- DATA FOR REVIEW
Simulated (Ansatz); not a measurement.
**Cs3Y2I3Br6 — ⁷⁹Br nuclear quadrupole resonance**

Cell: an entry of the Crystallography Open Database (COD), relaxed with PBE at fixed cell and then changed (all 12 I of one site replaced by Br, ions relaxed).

- WORK ITEM
The whole block of data above should be printed again verbatim.

- REPLY
Simulated (Ansatz); not a measurement.
**Cs3Y2I3Br6 — ⁷⁹Br nuclear quadrupole resonance**

Cell: an entry of the Crystallography Open Database (COD), relaxed with PBE at fixed cell and then changed (all 12 I of one site replaced by Br, ions relaxed).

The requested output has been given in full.